# EXERCISE
Up to and including the line with "6.73, 9.43 D Å |", please set down the entries below exactly, starting from the first line.

::: DATA SECTION

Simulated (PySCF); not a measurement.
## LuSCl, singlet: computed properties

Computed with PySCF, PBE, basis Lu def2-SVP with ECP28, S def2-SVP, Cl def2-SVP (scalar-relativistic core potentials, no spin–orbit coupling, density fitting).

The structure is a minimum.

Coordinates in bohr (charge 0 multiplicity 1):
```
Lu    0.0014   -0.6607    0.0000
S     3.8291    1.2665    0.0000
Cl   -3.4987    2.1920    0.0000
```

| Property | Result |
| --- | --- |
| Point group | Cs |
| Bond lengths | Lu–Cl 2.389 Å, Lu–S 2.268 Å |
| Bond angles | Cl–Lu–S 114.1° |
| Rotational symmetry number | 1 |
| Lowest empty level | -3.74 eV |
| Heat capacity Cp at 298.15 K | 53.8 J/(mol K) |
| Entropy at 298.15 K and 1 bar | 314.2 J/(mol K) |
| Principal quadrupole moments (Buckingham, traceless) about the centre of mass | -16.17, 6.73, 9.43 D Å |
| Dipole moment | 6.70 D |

::::::

# EXERCISE ANSWER
Simulated (PySCF); not a measurement.
## LuSCl, singlet: computed properties

Computed with PySCF, PBE, basis Lu def2-SVP with ECP28, S def2-SVP, Cl def2-SVP (scalar-relativistic core potentials, no spin–orbit coupling, density fitting).

The structure is a minimum.

Coordinates in bohr (charge 0 multiplicity 1):
```
Lu    0.0014   -0.6607    0.0000
S     3.8291    1.2665    0.0000
Cl   -3.4987    2.1920    0.0000
```

| Property | Result |
| --- | --- |
| Point group | Cs |
| Bond lengths | Lu–Cl 2.389 Å, Lu–S 2.268 Å |
| Bond angles | Cl–Lu–S 114.1° |
| Rotational symmetry number | 1 |
| Lowest empty level | -3.74 eV |
| Heat capacity Cp at 298.15 K | 53.8 J/(mol K) |
| Entropy at 298.15 K and 1 bar | 314.2 J/(mol K) |
| Principal quadrupole moments (Buckingham, traceless) about the centre of mass | -16.17, 6.73, 9.43 D Å |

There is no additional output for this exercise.